▶ **Work item**
Please restate exactly what appears in the records below from the first line to the line where "basis: plane waves" is, that line included.

▶ **Dataset entries**
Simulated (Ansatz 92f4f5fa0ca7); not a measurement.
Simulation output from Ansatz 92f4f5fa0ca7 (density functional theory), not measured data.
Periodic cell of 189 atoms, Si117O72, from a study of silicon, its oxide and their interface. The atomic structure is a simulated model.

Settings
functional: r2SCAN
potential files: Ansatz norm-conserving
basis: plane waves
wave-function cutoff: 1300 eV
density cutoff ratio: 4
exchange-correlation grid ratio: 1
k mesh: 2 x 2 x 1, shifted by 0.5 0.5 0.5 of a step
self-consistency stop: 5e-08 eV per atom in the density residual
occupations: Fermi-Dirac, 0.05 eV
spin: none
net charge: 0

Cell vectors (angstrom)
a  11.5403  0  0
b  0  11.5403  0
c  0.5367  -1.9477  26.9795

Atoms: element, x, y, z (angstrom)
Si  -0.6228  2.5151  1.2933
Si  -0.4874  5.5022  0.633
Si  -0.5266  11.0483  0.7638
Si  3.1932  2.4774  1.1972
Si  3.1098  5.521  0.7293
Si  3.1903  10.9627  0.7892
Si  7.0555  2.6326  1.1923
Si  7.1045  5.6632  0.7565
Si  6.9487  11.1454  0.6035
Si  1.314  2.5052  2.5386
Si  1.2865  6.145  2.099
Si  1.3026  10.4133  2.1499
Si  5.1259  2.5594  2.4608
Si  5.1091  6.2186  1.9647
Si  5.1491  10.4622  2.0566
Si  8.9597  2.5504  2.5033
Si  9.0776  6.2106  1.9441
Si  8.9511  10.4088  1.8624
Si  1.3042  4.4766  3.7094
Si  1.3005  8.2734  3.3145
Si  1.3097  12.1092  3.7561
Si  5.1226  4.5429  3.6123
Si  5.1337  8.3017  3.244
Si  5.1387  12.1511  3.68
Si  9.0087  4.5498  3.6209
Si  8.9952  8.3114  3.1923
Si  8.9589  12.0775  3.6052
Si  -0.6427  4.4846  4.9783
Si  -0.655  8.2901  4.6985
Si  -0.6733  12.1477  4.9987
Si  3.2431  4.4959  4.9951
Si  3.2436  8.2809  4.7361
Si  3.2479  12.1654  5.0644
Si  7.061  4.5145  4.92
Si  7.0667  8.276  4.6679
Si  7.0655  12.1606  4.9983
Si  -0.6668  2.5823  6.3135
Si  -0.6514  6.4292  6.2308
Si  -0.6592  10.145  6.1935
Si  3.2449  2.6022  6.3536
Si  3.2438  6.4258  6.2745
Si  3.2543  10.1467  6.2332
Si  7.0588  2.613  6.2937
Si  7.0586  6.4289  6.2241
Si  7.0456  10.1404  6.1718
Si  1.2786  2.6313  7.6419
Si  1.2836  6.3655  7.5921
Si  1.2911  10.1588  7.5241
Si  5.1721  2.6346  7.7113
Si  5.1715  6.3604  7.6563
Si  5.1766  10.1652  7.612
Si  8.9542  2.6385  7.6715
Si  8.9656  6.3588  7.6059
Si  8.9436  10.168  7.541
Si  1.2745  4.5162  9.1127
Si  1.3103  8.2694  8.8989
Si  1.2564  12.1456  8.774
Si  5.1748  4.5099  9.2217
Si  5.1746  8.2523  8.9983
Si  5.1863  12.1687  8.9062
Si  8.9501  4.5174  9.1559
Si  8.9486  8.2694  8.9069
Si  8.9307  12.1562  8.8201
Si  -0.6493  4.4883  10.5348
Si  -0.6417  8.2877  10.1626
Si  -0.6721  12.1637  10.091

▶ **Written response**
Simulated (Ansatz 92f4f5fa0ca7); not a measurement.
Simulation output from Ansatz 92f4f5fa0ca7 (density functional theory), not measured data.
Periodic cell of 189 atoms, Si117O72, from a study of silicon, its oxide and their interface. The atomic structure is a simulated model.

Settings
functional: r2SCAN
potential files: Ansatz norm-conserving
basis: plane waves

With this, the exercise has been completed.